◆ Work instruction: Each of the entries should be output exactly, with nothing left out.

◆ Data supplied:
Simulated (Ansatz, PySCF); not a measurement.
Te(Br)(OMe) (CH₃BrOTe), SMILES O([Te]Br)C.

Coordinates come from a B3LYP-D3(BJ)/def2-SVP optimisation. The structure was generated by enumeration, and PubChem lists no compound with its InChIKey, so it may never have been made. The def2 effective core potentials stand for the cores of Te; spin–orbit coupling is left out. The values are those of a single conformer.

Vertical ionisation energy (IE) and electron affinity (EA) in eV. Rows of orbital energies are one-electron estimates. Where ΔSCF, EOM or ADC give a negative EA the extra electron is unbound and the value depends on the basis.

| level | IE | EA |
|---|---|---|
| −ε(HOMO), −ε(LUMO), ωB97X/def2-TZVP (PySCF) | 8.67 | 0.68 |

◆ Written reply:
Simulated (Ansatz, PySCF); not a measurement.
Te(Br)(OMe) (CH₃BrOTe), SMILES O([Te]Br)C.

Coordinates come from a B3LYP-D3(BJ)/def2-SVP optimisation. The structure was generated by enumeration, and PubChem lists no compound with its InChIKey, so it may never have been made. The def2 effective core potentials stand for the cores of Te; spin–orbit coupling is left out. The values are those of a single conformer.

Vertical ionisation energy (IE) and electron affinity (EA) in eV. Rows of orbital energies are one-electron estimates. Where ΔSCF, EOM or ADC give a negative EA the extra electron is unbound and the value depends on the basis.

| level | IE | EA |
|---|---|---|
| −ε(HOMO), −ε(LUMO), ωB97X/def2-TZVP (PySCF) | 8.67 | 0.68 |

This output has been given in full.